◆ Task item
After locating the line that contains "0.03 | 23 |" in the records below, write out exactly that line and each line after it through the one that contains "0.05 | 12 |", and nothing else.

━━━━━━
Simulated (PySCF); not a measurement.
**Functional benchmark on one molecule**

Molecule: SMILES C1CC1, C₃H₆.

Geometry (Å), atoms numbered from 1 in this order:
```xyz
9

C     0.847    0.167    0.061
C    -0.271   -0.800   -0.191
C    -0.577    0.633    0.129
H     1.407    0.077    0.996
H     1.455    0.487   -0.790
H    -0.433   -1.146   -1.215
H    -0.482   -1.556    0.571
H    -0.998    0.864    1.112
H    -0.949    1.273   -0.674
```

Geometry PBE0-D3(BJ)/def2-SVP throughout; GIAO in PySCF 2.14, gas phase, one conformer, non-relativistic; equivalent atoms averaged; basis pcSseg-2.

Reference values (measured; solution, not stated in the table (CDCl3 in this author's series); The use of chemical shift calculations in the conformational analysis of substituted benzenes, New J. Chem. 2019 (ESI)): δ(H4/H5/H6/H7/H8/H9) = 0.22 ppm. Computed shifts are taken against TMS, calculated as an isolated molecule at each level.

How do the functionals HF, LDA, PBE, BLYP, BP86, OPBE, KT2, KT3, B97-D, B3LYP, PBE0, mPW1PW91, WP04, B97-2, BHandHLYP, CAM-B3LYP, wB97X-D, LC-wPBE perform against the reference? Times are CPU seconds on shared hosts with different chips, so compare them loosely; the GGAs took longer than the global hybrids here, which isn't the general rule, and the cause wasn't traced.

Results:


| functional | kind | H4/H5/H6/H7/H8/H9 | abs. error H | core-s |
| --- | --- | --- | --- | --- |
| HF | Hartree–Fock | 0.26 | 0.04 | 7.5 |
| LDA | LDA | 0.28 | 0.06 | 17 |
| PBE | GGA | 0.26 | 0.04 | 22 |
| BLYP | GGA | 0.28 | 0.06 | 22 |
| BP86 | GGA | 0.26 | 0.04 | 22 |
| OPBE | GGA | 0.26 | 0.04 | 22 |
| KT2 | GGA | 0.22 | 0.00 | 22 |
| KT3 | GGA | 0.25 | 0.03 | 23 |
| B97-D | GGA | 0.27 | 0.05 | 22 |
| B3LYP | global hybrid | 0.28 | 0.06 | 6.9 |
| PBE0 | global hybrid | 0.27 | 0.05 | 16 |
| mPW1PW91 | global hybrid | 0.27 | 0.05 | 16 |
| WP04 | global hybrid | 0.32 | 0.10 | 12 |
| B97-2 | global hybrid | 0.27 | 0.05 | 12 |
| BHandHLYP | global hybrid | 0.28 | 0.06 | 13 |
━━━━━━

◆ Exercise solution
| KT3 | GGA | 0.25 | 0.03 | 23 |
| B97-D | GGA | 0.27 | 0.05 | 22 |
| B3LYP | global hybrid | 0.28 | 0.06 | 6.9 |
| PBE0 | global hybrid | 0.27 | 0.05 | 16 |
| mPW1PW91 | global hybrid | 0.27 | 0.05 | 16 |
| WP04 | global hybrid | 0.32 | 0.10 | 12 |
| B97-2 | global hybrid | 0.27 | 0.05 | 12 |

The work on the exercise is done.